--------------------------------------------------

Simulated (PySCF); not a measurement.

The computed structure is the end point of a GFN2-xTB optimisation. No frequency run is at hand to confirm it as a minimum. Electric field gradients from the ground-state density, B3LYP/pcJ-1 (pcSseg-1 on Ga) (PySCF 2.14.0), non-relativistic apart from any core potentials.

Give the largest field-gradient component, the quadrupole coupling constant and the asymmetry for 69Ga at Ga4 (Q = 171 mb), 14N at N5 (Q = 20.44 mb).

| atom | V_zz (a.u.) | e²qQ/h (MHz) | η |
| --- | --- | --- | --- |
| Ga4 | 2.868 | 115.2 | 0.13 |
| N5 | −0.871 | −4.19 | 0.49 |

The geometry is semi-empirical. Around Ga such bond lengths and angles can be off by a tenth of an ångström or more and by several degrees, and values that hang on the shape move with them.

--------------------------------------------------

• Brief: Give back the full listing, exactly as it stands.

• Written reply:
Simulated (PySCF); not a measurement.

The computed structure is the end point of a GFN2-xTB optimisation. No frequency run is at hand to confirm it as a minimum. Electric field gradients from the ground-state density, B3LYP/pcJ-1 (pcSseg-1 on Ga) (PySCF 2.14.0), non-relativistic apart from any core potentials.

Give the largest field-gradient component, the quadrupole coupling constant and the asymmetry for 69Ga at Ga4 (Q = 171 mb), 14N at N5 (Q = 20.44 mb).

| atom | V_zz (a.u.) | e²qQ/h (MHz) | η |
| --- | --- | --- | --- |
| Ga4 | 2.868 | 115.2 | 0.13 |
| N5 | −0.871 | −4.19 | 0.49 |

The geometry is semi-empirical. Around Ga such bond lengths and angles can be off by a tenth of an ångström or more and by several degrees, and values that hang on the shape move with them.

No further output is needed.